• ACTION ITEM: Start at the line in the entries below that contains "Si 7.0008 7.6222 -1.9364", stop at the line that contains "Si 8.8793 5.276 8.2443", and output exactly the lines in that span, both ends included.

• RECORDED DATA:
= Beginning of Section =

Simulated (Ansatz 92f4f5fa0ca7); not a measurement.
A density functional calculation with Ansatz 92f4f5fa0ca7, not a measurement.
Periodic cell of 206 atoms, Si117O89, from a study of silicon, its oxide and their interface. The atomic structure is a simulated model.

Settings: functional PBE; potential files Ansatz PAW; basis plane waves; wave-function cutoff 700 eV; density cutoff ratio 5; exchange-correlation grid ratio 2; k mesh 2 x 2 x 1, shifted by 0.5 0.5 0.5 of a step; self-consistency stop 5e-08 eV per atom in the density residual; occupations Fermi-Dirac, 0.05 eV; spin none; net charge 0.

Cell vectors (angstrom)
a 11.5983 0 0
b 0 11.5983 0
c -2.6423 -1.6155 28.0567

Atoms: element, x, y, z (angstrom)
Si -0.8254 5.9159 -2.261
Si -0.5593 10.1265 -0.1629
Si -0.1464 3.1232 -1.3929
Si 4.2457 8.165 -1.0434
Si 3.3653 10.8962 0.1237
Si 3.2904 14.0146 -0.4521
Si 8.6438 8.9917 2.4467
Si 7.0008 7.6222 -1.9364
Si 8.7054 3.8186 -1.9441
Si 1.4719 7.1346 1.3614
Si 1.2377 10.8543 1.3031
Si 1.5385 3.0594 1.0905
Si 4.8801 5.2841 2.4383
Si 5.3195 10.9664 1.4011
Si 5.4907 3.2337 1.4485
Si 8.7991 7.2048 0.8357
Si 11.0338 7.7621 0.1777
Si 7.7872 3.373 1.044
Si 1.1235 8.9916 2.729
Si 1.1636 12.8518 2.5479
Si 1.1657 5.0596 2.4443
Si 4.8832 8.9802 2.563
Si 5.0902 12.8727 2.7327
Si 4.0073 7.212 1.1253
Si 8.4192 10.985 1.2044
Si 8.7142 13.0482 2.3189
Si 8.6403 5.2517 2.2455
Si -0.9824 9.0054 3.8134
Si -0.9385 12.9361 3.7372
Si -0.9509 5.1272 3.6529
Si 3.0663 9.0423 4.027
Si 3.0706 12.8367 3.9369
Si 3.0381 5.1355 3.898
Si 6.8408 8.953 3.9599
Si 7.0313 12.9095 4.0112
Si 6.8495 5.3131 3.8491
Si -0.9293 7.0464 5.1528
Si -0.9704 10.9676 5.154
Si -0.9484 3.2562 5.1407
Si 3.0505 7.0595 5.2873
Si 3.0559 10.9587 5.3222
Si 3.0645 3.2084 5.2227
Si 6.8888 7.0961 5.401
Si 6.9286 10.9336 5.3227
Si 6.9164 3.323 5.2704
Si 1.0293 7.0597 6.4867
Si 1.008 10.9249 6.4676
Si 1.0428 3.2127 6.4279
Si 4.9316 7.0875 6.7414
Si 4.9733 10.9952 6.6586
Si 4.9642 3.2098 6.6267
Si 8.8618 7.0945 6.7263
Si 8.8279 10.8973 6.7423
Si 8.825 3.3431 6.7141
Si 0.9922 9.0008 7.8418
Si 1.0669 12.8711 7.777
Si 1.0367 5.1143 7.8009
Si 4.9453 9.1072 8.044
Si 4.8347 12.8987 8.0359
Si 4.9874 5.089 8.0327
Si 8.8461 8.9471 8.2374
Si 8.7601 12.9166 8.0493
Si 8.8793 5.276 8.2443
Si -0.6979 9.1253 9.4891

= End of Section =

• WRITTEN SOLUTION:
Si 7.0008 7.6222 -1.9364
Si 8.7054 3.8186 -1.9441
Si 1.4719 7.1346 1.3614
Si 1.2377 10.8543 1.3031
Si 1.5385 3.0594 1.0905
Si 4.8801 5.2841 2.4383
Si 5.3195 10.9664 1.4011
Si 5.4907 3.2337 1.4485
Si 8.7991 7.2048 0.8357
Si 11.0338 7.7621 0.1777
Si 7.7872 3.373 1.044
Si 1.1235 8.9916 2.729
Si 1.1636 12.8518 2.5479
Si 1.1657 5.0596 2.4443
Si 4.8832 8.9802 2.563
Si 5.0902 12.8727 2.7327
Si 4.0073 7.212 1.1253
Si 8.4192 10.985 1.2044
Si 8.7142 13.0482 2.3189
Si 8.6403 5.2517 2.2455
Si -0.9824 9.0054 3.8134
Si -0.9385 12.9361 3.7372
Si -0.9509 5.1272 3.6529
Si 3.0663 9.0423 4.027
Si 3.0706 12.8367 3.9369
Si 3.0381 5.1355 3.898
Si 6.8408 8.953 3.9599
Si 7.0313 12.9095 4.0112
Si 6.8495 5.3131 3.8491
Si -0.9293 7.0464 5.1528
Si -0.9704 10.9676 5.154
Si -0.9484 3.2562 5.1407
Si 3.0505 7.0595 5.2873
Si 3.0559 10.9587 5.3222
Si 3.0645 3.2084 5.2227
Si 6.8888 7.0961 5.401
Si 6.9286 10.9336 5.3227
Si 6.9164 3.323 5.2704
Si 1.0293 7.0597 6.4867
Si 1.008 10.9249 6.4676
Si 1.0428 3.2127 6.4279
Si 4.9316 7.0875 6.7414
Si 4.9733 10.9952 6.6586
Si 4.9642 3.2098 6.6267
Si 8.8618 7.0945 6.7263
Si 8.8279 10.8973 6.7423
Si 8.825 3.3431 6.7141
Si 0.9922 9.0008 7.8418
Si 1.0669 12.8711 7.777
Si 1.0367 5.1143 7.8009
Si 4.9453 9.1072 8.044
Si 4.8347 12.8987 8.0359
Si 4.9874 5.089 8.0327
Si 8.8461 8.9471 8.2374
Si 8.7601 12.9166 8.0493
Si 8.8793 5.276 8.2443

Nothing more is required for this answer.